* [WORK REQUEST]:
From the top of the entries below through the line containing "### 2. Ground state", return every line exactly as written, please, and stop there.

* [MATERIAL SUPPLIED]:
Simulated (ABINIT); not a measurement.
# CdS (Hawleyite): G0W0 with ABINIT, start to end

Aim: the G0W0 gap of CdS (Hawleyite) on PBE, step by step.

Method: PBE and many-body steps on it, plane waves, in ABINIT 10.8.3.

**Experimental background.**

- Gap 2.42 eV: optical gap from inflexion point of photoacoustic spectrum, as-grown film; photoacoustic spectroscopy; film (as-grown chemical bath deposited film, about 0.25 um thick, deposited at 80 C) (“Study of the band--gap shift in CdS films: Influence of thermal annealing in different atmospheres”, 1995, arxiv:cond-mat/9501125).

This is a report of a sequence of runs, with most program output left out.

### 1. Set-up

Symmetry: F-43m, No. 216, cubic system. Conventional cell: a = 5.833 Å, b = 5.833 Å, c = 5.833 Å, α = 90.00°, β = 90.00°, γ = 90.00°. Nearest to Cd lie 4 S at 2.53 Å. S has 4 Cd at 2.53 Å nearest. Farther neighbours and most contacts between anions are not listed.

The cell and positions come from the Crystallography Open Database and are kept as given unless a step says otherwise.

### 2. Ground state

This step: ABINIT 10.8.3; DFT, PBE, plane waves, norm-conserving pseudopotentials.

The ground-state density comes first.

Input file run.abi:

* [YOUR RESPONSE]:
Simulated (ABINIT); not a measurement.
# CdS (Hawleyite): G0W0 with ABINIT, start to end

Aim: the G0W0 gap of CdS (Hawleyite) on PBE, step by step.

Method: PBE and many-body steps on it, plane waves, in ABINIT 10.8.3.

**Experimental background.**

- Gap 2.42 eV: optical gap from inflexion point of photoacoustic spectrum, as-grown film; photoacoustic spectroscopy; film (as-grown chemical bath deposited film, about 0.25 um thick, deposited at 80 C) (“Study of the band--gap shift in CdS films: Influence of thermal annealing in different atmospheres”, 1995, arxiv:cond-mat/9501125).

This is a report of a sequence of runs, with most program output left out.

### 1. Set-up

Symmetry: F-43m, No. 216, cubic system. Conventional cell: a = 5.833 Å, b = 5.833 Å, c = 5.833 Å, α = 90.00°, β = 90.00°, γ = 90.00°. Nearest to Cd lie 4 S at 2.53 Å. S has 4 Cd at 2.53 Å nearest. Farther neighbours and most contacts between anions are not listed.

The cell and positions come from the Crystallography Open Database and are kept as given unless a step says otherwise.

### 2. Ground state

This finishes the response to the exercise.